Work item ▸ Only these lines are needed: the first line of the entries below through the line with "427 | 397 |", each returned exactly.

─── Given information ───

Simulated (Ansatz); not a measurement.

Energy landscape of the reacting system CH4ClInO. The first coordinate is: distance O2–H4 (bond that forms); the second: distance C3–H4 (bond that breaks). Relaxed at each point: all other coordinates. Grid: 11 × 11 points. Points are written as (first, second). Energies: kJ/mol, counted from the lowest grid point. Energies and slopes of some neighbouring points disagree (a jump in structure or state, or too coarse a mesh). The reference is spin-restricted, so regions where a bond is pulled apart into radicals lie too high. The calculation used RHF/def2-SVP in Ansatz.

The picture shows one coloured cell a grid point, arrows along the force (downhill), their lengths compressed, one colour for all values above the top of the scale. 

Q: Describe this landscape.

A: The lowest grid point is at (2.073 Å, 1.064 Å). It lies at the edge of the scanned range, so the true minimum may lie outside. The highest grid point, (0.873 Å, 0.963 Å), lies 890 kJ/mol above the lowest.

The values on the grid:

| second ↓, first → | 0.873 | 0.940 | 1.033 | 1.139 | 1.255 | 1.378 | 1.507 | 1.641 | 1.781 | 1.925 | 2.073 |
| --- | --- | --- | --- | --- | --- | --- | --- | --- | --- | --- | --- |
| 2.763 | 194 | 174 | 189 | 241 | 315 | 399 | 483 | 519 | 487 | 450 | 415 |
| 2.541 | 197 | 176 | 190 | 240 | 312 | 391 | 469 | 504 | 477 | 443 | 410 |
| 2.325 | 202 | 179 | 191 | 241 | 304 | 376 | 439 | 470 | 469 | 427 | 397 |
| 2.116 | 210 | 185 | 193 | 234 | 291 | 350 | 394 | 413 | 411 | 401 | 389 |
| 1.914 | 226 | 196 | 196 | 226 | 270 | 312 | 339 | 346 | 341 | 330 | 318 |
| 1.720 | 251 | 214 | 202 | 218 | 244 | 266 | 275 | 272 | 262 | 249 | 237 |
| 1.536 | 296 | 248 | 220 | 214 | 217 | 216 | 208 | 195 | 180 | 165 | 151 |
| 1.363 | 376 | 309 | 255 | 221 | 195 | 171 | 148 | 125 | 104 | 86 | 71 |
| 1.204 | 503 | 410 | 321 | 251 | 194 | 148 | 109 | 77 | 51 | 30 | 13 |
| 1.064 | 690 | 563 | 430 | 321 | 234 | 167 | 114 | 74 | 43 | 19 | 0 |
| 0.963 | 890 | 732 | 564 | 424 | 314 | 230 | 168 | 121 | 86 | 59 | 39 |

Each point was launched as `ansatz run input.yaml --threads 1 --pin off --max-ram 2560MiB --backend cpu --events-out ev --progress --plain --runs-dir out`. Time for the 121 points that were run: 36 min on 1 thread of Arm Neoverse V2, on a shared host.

───

Expected answer ▸
Simulated (Ansatz); not a measurement.

Energy landscape of the reacting system CH4ClInO. The first coordinate is: distance O2–H4 (bond that forms); the second: distance C3–H4 (bond that breaks). Relaxed at each point: all other coordinates. Grid: 11 × 11 points. Points are written as (first, second). Energies: kJ/mol, counted from the lowest grid point. Energies and slopes of some neighbouring points disagree (a jump in structure or state, or too coarse a mesh). The reference is spin-restricted, so regions where a bond is pulled apart into radicals lie too high. The calculation used RHF/def2-SVP in Ansatz.

The picture shows one coloured cell a grid point, arrows along the force (downhill), their lengths compressed, one colour for all values above the top of the scale. 

Q: Describe this landscape.

A: The lowest grid point is at (2.073 Å, 1.064 Å). It lies at the edge of the scanned range, so the true minimum may lie outside. The highest grid point, (0.873 Å, 0.963 Å), lies 890 kJ/mol above the lowest.

The values on the grid:

| second ↓, first → | 0.873 | 0.940 | 1.033 | 1.139 | 1.255 | 1.378 | 1.507 | 1.641 | 1.781 | 1.925 | 2.073 |
| --- | --- | --- | --- | --- | --- | --- | --- | --- | --- | --- | --- |
| 2.763 | 194 | 174 | 189 | 241 | 315 | 399 | 483 | 519 | 487 | 450 | 415 |
| 2.541 | 197 | 176 | 190 | 240 | 312 | 391 | 469 | 504 | 477 | 443 | 410 |
| 2.325 | 202 | 179 | 191 | 241 | 304 | 376 | 439 | 470 | 469 | 427 | 397 |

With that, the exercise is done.